════════════════════

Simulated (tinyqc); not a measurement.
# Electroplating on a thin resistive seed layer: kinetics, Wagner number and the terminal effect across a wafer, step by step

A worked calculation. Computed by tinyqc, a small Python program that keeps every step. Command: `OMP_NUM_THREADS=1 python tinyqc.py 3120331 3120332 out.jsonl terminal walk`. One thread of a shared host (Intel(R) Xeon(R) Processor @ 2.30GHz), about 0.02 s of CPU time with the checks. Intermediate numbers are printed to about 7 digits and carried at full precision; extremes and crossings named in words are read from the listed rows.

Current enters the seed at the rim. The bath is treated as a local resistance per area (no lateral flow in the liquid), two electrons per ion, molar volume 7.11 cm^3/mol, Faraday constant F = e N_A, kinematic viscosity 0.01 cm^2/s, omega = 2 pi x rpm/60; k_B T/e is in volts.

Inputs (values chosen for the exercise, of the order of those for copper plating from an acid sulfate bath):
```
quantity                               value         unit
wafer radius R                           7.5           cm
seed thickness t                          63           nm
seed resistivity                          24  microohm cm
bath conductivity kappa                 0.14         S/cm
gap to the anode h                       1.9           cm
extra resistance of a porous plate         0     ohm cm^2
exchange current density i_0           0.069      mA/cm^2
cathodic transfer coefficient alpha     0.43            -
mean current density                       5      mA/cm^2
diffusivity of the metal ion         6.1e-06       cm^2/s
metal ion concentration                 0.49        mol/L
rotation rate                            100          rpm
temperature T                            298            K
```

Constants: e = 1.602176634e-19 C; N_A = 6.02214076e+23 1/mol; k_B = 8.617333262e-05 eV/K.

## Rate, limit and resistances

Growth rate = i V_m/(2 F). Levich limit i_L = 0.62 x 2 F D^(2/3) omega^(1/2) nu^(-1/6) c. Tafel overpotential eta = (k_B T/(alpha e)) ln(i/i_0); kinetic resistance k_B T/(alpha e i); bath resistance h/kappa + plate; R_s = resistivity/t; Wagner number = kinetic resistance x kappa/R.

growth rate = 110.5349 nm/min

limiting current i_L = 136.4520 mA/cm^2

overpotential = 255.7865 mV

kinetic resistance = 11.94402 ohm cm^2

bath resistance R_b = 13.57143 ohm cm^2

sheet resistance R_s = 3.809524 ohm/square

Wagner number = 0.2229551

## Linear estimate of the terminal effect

════════════════════

# Action item
Give back exactly the lines above starting at the line where "kinetic resistance = 11.94402 ohm cm^2" appears and ending at the line where "Wagner number = 0.2229551" appears, both included, with no other lines.

# Exercise answer
kinetic resistance = 11.94402 ohm cm^2

bath resistance R_b = 13.57143 ohm cm^2

sheet resistance R_s = 3.809524 ohm/square

Wagner number = 0.2229551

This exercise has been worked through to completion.